= = = = =

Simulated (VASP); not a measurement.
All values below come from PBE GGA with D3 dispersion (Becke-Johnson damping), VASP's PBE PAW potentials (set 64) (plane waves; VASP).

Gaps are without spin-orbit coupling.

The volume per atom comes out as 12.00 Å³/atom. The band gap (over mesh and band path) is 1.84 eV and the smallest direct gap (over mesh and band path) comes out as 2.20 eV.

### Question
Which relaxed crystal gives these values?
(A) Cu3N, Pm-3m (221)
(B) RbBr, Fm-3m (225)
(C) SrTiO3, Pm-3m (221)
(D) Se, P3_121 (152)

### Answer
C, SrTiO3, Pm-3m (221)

= = = = =

_WORK INSTRUCTION_
From the entries above, return exactly the line containing "All values below", the line containing "(C) SrTiO3, Pm-3m (221)", and all lines between, and nothing else.

_ANSWER AREA_
All values below come from PBE GGA with D3 dispersion (Becke-Johnson damping), VASP's PBE PAW potentials (set 64) (plane waves; VASP).

Gaps are without spin-orbit coupling.

The volume per atom comes out as 12.00 Å³/atom. The band gap (over mesh and band path) is 1.84 eV and the smallest direct gap (over mesh and band path) comes out as 2.20 eV.

### Question
Which relaxed crystal gives these values?
(A) Cu3N, Pm-3m (221)
(B) RbBr, Fm-3m (225)
(C) SrTiO3, Pm-3m (221)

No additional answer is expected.